## THE DATA
—————

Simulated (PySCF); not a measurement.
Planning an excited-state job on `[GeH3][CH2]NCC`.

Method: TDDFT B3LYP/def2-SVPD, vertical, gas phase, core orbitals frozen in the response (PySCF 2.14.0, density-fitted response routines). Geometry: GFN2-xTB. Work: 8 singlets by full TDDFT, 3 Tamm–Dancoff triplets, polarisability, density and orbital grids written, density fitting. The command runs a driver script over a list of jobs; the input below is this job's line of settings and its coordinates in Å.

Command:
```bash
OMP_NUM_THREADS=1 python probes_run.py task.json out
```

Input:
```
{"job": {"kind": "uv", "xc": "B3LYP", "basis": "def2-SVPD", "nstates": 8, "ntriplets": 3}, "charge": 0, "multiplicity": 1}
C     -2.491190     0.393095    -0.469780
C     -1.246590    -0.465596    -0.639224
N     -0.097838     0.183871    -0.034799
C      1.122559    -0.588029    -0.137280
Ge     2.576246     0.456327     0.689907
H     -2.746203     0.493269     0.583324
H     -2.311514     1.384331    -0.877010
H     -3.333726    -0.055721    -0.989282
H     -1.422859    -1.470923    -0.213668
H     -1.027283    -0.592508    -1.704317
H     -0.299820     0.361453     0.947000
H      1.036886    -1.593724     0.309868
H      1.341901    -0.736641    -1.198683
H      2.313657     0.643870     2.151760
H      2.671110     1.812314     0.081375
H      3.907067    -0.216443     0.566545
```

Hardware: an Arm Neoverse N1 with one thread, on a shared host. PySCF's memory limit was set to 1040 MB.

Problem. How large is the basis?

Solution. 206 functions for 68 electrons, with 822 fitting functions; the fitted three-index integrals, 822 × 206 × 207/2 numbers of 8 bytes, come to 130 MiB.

—————

## WORK TASK
Without changing anything, quote the lines from the top of the data to the line that contains "Planning an excited-state", including that line.

## WRITTEN ANSWER
Simulated (PySCF); not a measurement.
Planning an excited-state job on `[GeH3][CH2]NCC`.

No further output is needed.